● **Work request**
Range to reproduce from the entries below: the line with "(2) Predict the band gap on the k mesh.", the line with "(2) zero (an", and every line in between. Give them exactly and give nothing else.

◇ ◇ ◇ ◇ ◇ ◇ ◇

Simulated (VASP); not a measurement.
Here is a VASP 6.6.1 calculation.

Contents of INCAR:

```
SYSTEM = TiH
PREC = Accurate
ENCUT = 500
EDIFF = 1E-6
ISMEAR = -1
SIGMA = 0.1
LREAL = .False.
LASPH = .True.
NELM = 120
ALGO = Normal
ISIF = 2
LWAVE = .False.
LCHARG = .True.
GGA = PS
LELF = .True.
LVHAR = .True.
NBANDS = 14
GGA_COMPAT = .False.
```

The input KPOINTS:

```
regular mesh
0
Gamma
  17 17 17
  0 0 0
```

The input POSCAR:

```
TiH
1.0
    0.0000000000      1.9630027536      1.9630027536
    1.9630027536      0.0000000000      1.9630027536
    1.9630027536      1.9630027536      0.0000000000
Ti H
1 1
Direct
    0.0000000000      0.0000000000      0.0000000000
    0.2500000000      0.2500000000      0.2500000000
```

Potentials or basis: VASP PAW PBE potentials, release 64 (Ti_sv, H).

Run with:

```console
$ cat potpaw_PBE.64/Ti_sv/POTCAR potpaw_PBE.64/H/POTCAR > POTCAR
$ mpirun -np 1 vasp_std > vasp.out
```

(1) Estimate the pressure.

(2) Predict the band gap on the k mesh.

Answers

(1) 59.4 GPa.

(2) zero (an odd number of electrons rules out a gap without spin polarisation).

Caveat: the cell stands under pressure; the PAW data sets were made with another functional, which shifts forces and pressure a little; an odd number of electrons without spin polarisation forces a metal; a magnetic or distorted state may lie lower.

◇ ◇ ◇ ◇ ◇ ◇ ◇

● **Written answer**
(2) Predict the band gap on the k mesh.

Answers

(1) 59.4 GPa.

(2) zero (an odd number of electrons rules out a gap without spin polarisation).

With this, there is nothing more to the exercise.